**DATA EXTRACT:**
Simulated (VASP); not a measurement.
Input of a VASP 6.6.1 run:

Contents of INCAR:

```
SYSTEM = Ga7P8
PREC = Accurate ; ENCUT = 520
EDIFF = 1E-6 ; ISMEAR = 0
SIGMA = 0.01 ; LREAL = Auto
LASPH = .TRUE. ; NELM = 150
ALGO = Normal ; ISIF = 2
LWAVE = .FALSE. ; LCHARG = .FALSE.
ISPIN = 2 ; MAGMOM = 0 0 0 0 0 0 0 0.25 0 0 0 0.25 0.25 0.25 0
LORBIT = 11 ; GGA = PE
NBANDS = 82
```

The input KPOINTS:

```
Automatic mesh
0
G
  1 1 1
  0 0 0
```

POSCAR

**EXERCISE:**
The full listing above needs to be given again exactly.

**YOUR RESPONSE:**
Simulated (VASP); not a measurement.
Input of a VASP 6.6.1 run:

Contents of INCAR:

```
SYSTEM = Ga7P8
PREC = Accurate ; ENCUT = 520
EDIFF = 1E-6 ; ISMEAR = 0
SIGMA = 0.01 ; LREAL = Auto
LASPH = .TRUE. ; NELM = 150
ALGO = Normal ; ISIF = 2
LWAVE = .FALSE. ; LCHARG = .FALSE.
ISPIN = 2 ; MAGMOM = 0 0 0 0 0 0 0 0.25 0 0 0 0.25 0.25 0.25 0
LORBIT = 11 ; GGA = PE
NBANDS = 82
```

The input KPOINTS:

```
Automatic mesh
0
G
  1 1 1
  0 0 0
```

POSCAR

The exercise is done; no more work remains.